## Work instruction
Copy each line below exactly.

──────── Data to examine

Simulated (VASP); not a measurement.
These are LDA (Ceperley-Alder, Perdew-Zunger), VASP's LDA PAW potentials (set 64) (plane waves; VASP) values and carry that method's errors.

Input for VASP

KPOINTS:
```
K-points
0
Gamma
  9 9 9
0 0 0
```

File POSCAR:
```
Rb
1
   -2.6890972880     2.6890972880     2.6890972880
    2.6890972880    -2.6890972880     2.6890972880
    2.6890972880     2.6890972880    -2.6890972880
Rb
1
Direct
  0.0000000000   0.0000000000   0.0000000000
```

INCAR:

────────────────

## Your response
Simulated (VASP); not a measurement.
These are LDA (Ceperley-Alder, Perdew-Zunger), VASP's LDA PAW potentials (set 64) (plane waves; VASP) values and carry that method's errors.

Input for VASP

KPOINTS:
```
K-points
0
Gamma
  9 9 9
0 0 0
```

File POSCAR:
```
Rb
1
   -2.6890972880     2.6890972880     2.6890972880
    2.6890972880    -2.6890972880     2.6890972880
    2.6890972880     2.6890972880    -2.6890972880
Rb
1
Direct
  0.0000000000   0.0000000000   0.0000000000
```

INCAR:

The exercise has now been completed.